--- Work order ---
Recreate the entire listing that appears below, exactly.

─── Input data ───
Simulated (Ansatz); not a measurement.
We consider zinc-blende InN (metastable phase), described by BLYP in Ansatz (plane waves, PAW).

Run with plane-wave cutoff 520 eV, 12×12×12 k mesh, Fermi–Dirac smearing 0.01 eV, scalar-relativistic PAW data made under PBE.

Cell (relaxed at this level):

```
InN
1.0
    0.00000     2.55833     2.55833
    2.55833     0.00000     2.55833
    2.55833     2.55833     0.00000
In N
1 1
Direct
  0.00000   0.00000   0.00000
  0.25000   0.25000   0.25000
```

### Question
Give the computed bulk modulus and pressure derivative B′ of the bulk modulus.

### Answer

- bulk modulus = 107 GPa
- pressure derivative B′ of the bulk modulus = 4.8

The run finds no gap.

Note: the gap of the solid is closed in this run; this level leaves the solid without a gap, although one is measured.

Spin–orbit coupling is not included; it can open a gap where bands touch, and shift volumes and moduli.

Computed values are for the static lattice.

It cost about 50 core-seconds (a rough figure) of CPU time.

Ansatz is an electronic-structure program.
───

--- Problem solution ---
Simulated (Ansatz); not a measurement.
We consider zinc-blende InN (metastable phase), described by BLYP in Ansatz (plane waves, PAW).

Run with plane-wave cutoff 520 eV, 12×12×12 k mesh, Fermi–Dirac smearing 0.01 eV, scalar-relativistic PAW data made under PBE.

Cell (relaxed at this level):

```
InN
1.0
    0.00000     2.55833     2.55833
    2.55833     0.00000     2.55833
    2.55833     2.55833     0.00000
In N
1 1
Direct
  0.00000   0.00000   0.00000
  0.25000   0.25000   0.25000
```

### Question
Give the computed bulk modulus and pressure derivative B′ of the bulk modulus.

### Answer

- bulk modulus = 107 GPa
- pressure derivative B′ of the bulk modulus = 4.8

The run finds no gap.

Note: the gap of the solid is closed in this run; this level leaves the solid without a gap, although one is measured.

Spin–orbit coupling is not included; it can open a gap where bands touch, and shift volumes and moduli.

Computed values are for the static lattice.

It cost about 50 core-seconds (a rough figure) of CPU time.

Ansatz is an electronic-structure program.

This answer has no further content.